═══ Extracted entries

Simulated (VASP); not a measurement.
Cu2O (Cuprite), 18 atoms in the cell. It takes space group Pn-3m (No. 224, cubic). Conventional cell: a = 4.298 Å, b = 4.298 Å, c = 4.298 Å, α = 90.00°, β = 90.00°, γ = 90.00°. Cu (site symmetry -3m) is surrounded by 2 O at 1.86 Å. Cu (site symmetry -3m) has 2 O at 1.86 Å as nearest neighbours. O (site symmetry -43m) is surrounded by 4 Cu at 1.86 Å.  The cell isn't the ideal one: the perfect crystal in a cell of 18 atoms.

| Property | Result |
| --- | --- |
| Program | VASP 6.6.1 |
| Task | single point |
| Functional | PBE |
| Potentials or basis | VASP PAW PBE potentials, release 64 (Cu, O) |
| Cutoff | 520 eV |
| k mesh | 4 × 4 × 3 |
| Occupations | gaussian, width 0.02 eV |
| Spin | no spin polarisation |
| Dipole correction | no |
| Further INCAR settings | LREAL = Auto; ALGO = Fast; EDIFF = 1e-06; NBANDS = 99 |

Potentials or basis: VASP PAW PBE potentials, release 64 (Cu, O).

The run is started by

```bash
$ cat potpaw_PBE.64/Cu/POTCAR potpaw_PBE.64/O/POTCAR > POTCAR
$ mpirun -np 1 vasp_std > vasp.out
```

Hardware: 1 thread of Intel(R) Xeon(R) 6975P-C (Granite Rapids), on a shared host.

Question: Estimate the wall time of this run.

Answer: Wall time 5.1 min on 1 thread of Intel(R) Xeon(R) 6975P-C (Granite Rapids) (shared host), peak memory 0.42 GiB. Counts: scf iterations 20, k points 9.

══════

## Work item
Print exactly the lines above from the one with "VASP 6.6.1 |" to the one with "Question: Estimate the wall time of this run.", including both.

## Answer area
| Program | VASP 6.6.1 |
| Task | single point |
| Functional | PBE |
| Potentials or basis | VASP PAW PBE potentials, release 64 (Cu, O) |
| Cutoff | 520 eV |
| k mesh | 4 × 4 × 3 |
| Occupations | gaussian, width 0.02 eV |
| Spin | no spin polarisation |
| Dipole correction | no |
| Further INCAR settings | LREAL = Auto; ALGO = Fast; EDIFF = 1e-06; NBANDS = 99 |

Potentials or basis: VASP PAW PBE potentials, release 64 (Cu, O).

The run is started by

```bash
$ cat potpaw_PBE.64/Cu/POTCAR potpaw_PBE.64/O/POTCAR > POTCAR
$ mpirun -np 1 vasp_std > vasp.out
```

Hardware: 1 thread of Intel(R) Xeon(R) 6975P-C (Granite Rapids), on a shared host.

Question: Estimate the wall time of this run.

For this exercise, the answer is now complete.